┄┄┄┄┄┄┄┄┄┄┄┄┄┄┄┄┄┄┄┄

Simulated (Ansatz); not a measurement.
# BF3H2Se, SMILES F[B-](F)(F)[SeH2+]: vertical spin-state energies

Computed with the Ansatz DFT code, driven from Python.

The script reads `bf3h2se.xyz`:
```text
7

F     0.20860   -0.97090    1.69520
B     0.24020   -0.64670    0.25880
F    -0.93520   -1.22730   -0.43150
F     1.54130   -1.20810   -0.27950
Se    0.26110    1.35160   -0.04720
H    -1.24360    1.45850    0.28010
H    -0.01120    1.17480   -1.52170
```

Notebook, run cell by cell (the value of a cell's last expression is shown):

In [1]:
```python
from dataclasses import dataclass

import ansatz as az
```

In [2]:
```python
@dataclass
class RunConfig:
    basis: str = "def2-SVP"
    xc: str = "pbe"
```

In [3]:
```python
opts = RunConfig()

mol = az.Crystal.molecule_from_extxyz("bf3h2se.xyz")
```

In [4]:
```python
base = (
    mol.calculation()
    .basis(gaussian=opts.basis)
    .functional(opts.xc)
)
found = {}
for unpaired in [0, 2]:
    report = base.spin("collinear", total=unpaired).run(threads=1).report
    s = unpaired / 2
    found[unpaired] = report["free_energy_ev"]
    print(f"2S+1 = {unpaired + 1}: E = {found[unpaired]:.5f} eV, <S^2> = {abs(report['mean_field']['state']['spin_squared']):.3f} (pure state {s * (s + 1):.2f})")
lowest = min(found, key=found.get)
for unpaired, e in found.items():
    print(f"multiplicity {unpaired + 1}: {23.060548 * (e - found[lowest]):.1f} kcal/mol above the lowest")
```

┄┄┄┄┄┄┄┄┄┄┄┄┄┄┄┄┄┄┄┄

■ Assignment ■
Starting at the first line of the listing, retype every line up to and including the one with "Notebook, run cell".

■ Task output ■
Simulated (Ansatz); not a measurement.
# BF3H2Se, SMILES F[B-](F)(F)[SeH2+]: vertical spin-state energies

Computed with the Ansatz DFT code, driven from Python.

The script reads `bf3h2se.xyz`:
```text
7

F     0.20860   -0.97090    1.69520
B     0.24020   -0.64670    0.25880
F    -0.93520   -1.22730   -0.43150
F     1.54130   -1.20810   -0.27950
Se    0.26110    1.35160   -0.04720
H    -1.24360    1.45850    0.28010
H    -0.01120    1.17480   -1.52170
```

Notebook, run cell by cell (the value of a cell's last expression is shown):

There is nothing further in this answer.